=== Raw data ===

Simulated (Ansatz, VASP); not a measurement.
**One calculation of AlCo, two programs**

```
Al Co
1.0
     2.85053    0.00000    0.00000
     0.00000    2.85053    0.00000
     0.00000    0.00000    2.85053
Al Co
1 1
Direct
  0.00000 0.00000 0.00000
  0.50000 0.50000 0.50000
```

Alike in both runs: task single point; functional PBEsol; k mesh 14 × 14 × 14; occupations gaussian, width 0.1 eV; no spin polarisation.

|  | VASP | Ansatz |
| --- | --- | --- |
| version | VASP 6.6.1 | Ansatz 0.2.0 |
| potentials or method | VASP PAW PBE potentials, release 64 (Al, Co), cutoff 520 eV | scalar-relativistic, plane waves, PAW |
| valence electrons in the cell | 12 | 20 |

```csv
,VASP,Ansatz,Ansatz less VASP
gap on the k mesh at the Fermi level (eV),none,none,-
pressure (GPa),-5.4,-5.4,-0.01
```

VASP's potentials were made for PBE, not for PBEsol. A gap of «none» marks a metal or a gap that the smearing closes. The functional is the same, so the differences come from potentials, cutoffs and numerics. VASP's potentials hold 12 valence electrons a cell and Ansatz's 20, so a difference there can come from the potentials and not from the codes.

===

### Activity
Nothing but the lines from the top of the entries above through the line with "Ansatz 0.2.0 |" should be set down, each exactly as written.

### Task output
Simulated (Ansatz, VASP); not a measurement.
**One calculation of AlCo, two programs**

```
Al Co
1.0
     2.85053    0.00000    0.00000
     0.00000    2.85053    0.00000
     0.00000    0.00000    2.85053
Al Co
1 1
Direct
  0.00000 0.00000 0.00000
  0.50000 0.50000 0.50000
```

Alike in both runs: task single point; functional PBEsol; k mesh 14 × 14 × 14; occupations gaussian, width 0.1 eV; no spin polarisation.

|  | VASP | Ansatz |
| --- | --- | --- |
| version | VASP 6.6.1 | Ansatz 0.2.0 |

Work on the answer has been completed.